— Supplied entries —
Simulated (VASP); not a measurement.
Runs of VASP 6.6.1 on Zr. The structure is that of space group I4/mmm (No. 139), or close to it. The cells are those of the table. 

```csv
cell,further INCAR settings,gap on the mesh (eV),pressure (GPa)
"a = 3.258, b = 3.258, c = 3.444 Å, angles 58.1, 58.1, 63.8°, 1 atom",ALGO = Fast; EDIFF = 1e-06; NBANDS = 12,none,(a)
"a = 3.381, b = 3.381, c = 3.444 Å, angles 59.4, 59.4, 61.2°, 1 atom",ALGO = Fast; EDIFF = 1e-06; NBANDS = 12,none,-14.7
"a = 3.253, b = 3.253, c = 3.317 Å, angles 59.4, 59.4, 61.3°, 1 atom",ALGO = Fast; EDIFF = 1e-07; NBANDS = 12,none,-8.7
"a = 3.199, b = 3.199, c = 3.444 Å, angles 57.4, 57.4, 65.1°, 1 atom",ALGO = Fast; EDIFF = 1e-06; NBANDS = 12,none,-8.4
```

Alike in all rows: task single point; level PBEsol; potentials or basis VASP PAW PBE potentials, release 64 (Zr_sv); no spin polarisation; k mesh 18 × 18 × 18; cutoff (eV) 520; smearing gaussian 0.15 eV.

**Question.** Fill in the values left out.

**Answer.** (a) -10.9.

— Assignment —
Your task is to set down again, exactly, every line from the beginning of the listing through the line with "values left out.".

— Task solution —
Simulated (VASP); not a measurement.
Runs of VASP 6.6.1 on Zr. The structure is that of space group I4/mmm (No. 139), or close to it. The cells are those of the table. 

```csv
cell,further INCAR settings,gap on the mesh (eV),pressure (GPa)
"a = 3.258, b = 3.258, c = 3.444 Å, angles 58.1, 58.1, 63.8°, 1 atom",ALGO = Fast; EDIFF = 1e-06; NBANDS = 12,none,(a)
"a = 3.381, b = 3.381, c = 3.444 Å, angles 59.4, 59.4, 61.2°, 1 atom",ALGO = Fast; EDIFF = 1e-06; NBANDS = 12,none,-14.7
"a = 3.253, b = 3.253, c = 3.317 Å, angles 59.4, 59.4, 61.3°, 1 atom",ALGO = Fast; EDIFF = 1e-07; NBANDS = 12,none,-8.7
"a = 3.199, b = 3.199, c = 3.444 Å, angles 57.4, 57.4, 65.1°, 1 atom",ALGO = Fast; EDIFF = 1e-06; NBANDS = 12,none,-8.4
```

Alike in all rows: task single point; level PBEsol; potentials or basis VASP PAW PBE potentials, release 64 (Zr_sv); no spin polarisation; k mesh 18 × 18 × 18; cutoff (eV) 520; smearing gaussian 0.15 eV.

**Question.** Fill in the values left out.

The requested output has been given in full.